•••

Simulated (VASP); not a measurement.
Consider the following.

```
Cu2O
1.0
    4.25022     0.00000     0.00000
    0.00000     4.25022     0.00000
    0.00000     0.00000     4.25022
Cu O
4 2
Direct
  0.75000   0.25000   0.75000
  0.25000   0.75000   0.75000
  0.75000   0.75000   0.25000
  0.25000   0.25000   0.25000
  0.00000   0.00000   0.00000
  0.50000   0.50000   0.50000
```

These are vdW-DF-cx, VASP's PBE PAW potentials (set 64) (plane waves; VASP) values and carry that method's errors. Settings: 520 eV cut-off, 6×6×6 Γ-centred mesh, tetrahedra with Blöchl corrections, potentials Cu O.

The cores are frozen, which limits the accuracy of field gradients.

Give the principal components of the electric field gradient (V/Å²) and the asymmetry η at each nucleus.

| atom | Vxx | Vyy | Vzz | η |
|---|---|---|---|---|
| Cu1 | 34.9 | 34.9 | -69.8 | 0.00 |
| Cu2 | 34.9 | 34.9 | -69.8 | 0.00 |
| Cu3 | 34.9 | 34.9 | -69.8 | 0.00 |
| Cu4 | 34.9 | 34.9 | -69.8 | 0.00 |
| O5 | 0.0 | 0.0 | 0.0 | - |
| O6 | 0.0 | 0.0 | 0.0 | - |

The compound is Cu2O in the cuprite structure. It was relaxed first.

•••

Please give again the lines above between the line holding "These are vdW-DF-cx, VASP's" and the line holding "Give the principal", inclusive, exactly as they are and with nothing added.

These are vdW-DF-cx, VASP's PBE PAW potentials (set 64) (plane waves; VASP) values and carry that method's errors. Settings: 520 eV cut-off, 6×6×6 Γ-centred mesh, tetrahedra with Blöchl corrections, potentials Cu O.

The cores are frozen, which limits the accuracy of field gradients.

Give the principal components of the electric field gradient (V/Å²) and the asymmetry η at each nucleus.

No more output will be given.